===== EXTRACTED MATERIAL

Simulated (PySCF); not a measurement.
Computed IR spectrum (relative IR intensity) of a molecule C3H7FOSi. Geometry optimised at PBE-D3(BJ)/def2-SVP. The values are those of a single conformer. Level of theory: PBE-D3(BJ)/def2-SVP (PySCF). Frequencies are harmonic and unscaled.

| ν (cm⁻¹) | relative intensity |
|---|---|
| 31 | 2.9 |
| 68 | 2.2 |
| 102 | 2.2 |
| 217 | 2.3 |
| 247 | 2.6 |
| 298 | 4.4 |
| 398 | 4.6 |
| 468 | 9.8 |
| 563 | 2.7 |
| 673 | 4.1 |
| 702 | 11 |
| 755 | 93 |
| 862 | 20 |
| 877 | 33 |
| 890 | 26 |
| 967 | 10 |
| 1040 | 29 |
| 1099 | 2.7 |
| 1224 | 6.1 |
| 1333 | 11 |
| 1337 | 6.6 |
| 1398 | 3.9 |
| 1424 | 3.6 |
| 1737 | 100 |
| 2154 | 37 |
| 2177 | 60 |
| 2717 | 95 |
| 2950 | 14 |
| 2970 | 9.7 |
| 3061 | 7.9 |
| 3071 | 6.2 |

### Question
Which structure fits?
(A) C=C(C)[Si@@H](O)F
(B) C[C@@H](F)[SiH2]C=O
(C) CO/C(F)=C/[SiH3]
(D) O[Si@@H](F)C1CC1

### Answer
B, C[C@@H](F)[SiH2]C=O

==========

TASK ITEM - Beginning at the first line of the records, retype exactly every line up to and including the one with "298 | 4.4 |".

WORKED SOLUTION -
Simulated (PySCF); not a measurement.
Computed IR spectrum (relative IR intensity) of a molecule C3H7FOSi. Geometry optimised at PBE-D3(BJ)/def2-SVP. The values are those of a single conformer. Level of theory: PBE-D3(BJ)/def2-SVP (PySCF). Frequencies are harmonic and unscaled.

| ν (cm⁻¹) | relative intensity |
|---|---|
| 31 | 2.9 |
| 68 | 2.2 |
| 102 | 2.2 |
| 217 | 2.3 |
| 247 | 2.6 |
| 298 | 4.4 |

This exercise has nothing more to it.